====== Dataset extract
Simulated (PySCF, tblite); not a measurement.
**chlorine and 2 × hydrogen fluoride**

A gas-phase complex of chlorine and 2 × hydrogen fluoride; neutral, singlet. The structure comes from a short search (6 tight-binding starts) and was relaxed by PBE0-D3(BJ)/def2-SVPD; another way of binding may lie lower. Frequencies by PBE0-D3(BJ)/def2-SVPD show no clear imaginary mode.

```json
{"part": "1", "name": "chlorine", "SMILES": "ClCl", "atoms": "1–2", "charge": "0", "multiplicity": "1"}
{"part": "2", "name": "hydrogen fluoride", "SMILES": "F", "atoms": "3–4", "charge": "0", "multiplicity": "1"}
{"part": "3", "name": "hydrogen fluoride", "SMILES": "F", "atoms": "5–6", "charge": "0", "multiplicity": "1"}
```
============

◆ Assigned task
Nothing should be missing: every line above must be reproduced exactly.

◆ Your solution
Simulated (PySCF, tblite); not a measurement.
**chlorine and 2 × hydrogen fluoride**

A gas-phase complex of chlorine and 2 × hydrogen fluoride; neutral, singlet. The structure comes from a short search (6 tight-binding starts) and was relaxed by PBE0-D3(BJ)/def2-SVPD; another way of binding may lie lower. Frequencies by PBE0-D3(BJ)/def2-SVPD show no clear imaginary mode.

```json
{"part": "1", "name": "chlorine", "SMILES": "ClCl", "atoms": "1–2", "charge": "0", "multiplicity": "1"}
{"part": "2", "name": "hydrogen fluoride", "SMILES": "F", "atoms": "3–4", "charge": "0", "multiplicity": "1"}
{"part": "3", "name": "hydrogen fluoride", "SMILES": "F", "atoms": "5–6", "charge": "0", "multiplicity": "1"}
```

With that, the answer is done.